• • • • • • •
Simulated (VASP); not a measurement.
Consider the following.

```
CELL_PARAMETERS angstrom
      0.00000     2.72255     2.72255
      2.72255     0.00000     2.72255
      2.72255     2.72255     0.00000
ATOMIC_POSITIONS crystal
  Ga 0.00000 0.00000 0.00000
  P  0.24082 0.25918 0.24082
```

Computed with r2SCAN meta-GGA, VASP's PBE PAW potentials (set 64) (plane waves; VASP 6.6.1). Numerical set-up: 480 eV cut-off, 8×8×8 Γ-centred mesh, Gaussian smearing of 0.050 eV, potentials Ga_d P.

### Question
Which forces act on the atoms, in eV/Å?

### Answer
• • • • • • •

- _Exercise_: Word for word, repeat every entry listed above.

- _Written answer_:
Simulated (VASP); not a measurement.
Consider the following.

```
CELL_PARAMETERS angstrom
      0.00000     2.72255     2.72255
      2.72255     0.00000     2.72255
      2.72255     2.72255     0.00000
ATOMIC_POSITIONS crystal
  Ga 0.00000 0.00000 0.00000
  P  0.24082 0.25918 0.24082
```

Computed with r2SCAN meta-GGA, VASP's PBE PAW potentials (set 64) (plane waves; VASP 6.6.1). Numerical set-up: 480 eV cut-off, 8×8×8 Γ-centred mesh, Gaussian smearing of 0.050 eV, potentials Ga_d P.

### Question
Which forces act on the atoms, in eV/Å?

### Answer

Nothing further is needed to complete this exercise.